─── INPUT DATA ───
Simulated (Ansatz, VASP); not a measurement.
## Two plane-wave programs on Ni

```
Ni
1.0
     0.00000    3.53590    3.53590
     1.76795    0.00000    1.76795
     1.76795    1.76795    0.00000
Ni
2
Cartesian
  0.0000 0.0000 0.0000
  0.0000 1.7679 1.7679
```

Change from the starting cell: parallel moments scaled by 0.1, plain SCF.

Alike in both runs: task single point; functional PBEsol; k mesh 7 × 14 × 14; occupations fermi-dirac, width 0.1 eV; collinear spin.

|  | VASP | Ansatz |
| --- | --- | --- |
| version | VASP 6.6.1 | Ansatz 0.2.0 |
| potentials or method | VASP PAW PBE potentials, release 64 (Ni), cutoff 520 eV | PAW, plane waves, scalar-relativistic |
───

*WORK ORDER*
Take the entries above and repeat them verbatim.

*EXERCISE RESULT*
Simulated (Ansatz, VASP); not a measurement.
## Two plane-wave programs on Ni

```
Ni
1.0
     0.00000    3.53590    3.53590
     1.76795    0.00000    1.76795
     1.76795    1.76795    0.00000
Ni
2
Cartesian
  0.0000 0.0000 0.0000
  0.0000 1.7679 1.7679
```

Change from the starting cell: parallel moments scaled by 0.1, plain SCF.

Alike in both runs: task single point; functional PBEsol; k mesh 7 × 14 × 14; occupations fermi-dirac, width 0.1 eV; collinear spin.

|  | VASP | Ansatz |
| --- | --- | --- |
| version | VASP 6.6.1 | Ansatz 0.2.0 |
| potentials or method | VASP PAW PBE potentials, release 64 (Ni), cutoff 520 eV | PAW, plane waves, scalar-relativistic |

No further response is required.